=== Material provided ===
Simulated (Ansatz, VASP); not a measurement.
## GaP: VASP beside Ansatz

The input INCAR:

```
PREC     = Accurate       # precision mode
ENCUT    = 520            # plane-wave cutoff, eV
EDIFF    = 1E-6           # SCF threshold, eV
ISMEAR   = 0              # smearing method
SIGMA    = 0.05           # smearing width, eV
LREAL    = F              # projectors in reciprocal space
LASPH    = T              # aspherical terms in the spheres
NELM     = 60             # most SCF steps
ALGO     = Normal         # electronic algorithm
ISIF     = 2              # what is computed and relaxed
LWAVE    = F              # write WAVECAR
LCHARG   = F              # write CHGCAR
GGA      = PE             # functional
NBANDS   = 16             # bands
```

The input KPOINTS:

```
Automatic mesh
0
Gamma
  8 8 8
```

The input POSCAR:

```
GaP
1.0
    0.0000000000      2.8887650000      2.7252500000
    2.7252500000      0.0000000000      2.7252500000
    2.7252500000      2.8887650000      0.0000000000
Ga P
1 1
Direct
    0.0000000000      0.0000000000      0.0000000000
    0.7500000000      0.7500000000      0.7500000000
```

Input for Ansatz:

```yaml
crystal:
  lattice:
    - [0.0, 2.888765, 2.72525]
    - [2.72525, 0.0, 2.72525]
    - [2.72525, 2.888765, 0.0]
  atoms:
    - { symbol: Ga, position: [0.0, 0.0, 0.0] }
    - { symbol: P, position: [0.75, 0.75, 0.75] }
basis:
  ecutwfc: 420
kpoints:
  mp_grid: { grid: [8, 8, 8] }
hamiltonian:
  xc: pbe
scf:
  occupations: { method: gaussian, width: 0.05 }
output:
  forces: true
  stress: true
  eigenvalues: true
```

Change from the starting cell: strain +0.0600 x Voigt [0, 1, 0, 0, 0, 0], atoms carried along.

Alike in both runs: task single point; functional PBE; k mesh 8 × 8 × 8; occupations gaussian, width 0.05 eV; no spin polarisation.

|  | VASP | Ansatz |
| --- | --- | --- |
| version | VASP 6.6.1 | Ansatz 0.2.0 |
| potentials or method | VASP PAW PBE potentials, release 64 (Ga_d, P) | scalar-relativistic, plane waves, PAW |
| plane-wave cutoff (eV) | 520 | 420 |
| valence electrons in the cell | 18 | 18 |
===

◆ Action item ◆
Taking the records above, retype every line from the one with "Alike in both" down to the one with "520 | 420 |", exactly and with nothing else.

◆ Answer space ◆
Alike in both runs: task single point; functional PBE; k mesh 8 × 8 × 8; occupations gaussian, width 0.05 eV; no spin polarisation.

|  | VASP | Ansatz |
| --- | --- | --- |
| version | VASP 6.6.1 | Ansatz 0.2.0 |
| potentials or method | VASP PAW PBE potentials, release 64 (Ga_d, P) | scalar-relativistic, plane waves, PAW |
| plane-wave cutoff (eV) | 520 | 420 |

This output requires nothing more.